+++
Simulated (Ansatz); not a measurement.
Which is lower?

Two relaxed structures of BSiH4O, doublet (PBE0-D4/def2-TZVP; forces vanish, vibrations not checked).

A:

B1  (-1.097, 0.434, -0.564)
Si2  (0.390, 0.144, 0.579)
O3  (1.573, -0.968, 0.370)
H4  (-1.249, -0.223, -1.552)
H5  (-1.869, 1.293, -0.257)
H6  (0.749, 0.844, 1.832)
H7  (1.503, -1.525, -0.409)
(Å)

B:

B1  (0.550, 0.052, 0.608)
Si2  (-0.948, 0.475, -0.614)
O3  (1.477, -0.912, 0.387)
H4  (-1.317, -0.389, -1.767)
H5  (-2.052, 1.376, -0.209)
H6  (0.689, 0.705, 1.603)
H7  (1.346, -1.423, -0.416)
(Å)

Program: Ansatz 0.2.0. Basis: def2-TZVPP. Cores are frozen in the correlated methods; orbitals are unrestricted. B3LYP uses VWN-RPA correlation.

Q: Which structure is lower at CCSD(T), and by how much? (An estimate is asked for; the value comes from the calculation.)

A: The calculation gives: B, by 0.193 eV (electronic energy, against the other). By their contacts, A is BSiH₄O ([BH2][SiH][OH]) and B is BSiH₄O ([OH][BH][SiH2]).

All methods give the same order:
+++

# WORK ITEM
Could you copy exactly the lines from the first line of the records above through the line containing "A: The calculation", both included, and nothing else?

# EXPECTED ANSWER
Simulated (Ansatz); not a measurement.
Which is lower?

Two relaxed structures of BSiH4O, doublet (PBE0-D4/def2-TZVP; forces vanish, vibrations not checked).

A:

B1  (-1.097, 0.434, -0.564)
Si2  (0.390, 0.144, 0.579)
O3  (1.573, -0.968, 0.370)
H4  (-1.249, -0.223, -1.552)
H5  (-1.869, 1.293, -0.257)
H6  (0.749, 0.844, 1.832)
H7  (1.503, -1.525, -0.409)
(Å)

B:

B1  (0.550, 0.052, 0.608)
Si2  (-0.948, 0.475, -0.614)
O3  (1.477, -0.912, 0.387)
H4  (-1.317, -0.389, -1.767)
H5  (-2.052, 1.376, -0.209)
H6  (0.689, 0.705, 1.603)
H7  (1.346, -1.423, -0.416)
(Å)

Program: Ansatz 0.2.0. Basis: def2-TZVPP. Cores are frozen in the correlated methods; orbitals are unrestricted. B3LYP uses VWN-RPA correlation.

Q: Which structure is lower at CCSD(T), and by how much? (An estimate is asked for; the value comes from the calculation.)

A: The calculation gives: B, by 0.193 eV (electronic energy, against the other). By their contacts, A is BSiH₄O ([BH2][SiH][OH]) and B is BSiH₄O ([OH][BH][SiH2]).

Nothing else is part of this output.